● TASK ITEM
Repeat the whole listing below exactly as it reads.

·····

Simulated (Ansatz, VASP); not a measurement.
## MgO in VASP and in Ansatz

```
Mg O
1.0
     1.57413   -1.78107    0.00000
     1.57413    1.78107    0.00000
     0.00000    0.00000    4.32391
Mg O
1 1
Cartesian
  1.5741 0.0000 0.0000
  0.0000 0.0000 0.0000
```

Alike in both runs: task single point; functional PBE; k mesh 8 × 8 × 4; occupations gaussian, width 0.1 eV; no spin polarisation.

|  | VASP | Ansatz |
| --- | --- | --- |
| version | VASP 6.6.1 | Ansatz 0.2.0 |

·····

● RESULT
Simulated (Ansatz, VASP); not a measurement.
## MgO in VASP and in Ansatz

```
Mg O
1.0
     1.57413   -1.78107    0.00000
     1.57413    1.78107    0.00000
     0.00000    0.00000    4.32391
Mg O
1 1
Cartesian
  1.5741 0.0000 0.0000
  0.0000 0.0000 0.0000
```

Alike in both runs: task single point; functional PBE; k mesh 8 × 8 × 4; occupations gaussian, width 0.1 eV; no spin polarisation.

|  | VASP | Ansatz |
| --- | --- | --- |
| version | VASP 6.6.1 | Ansatz 0.2.0 |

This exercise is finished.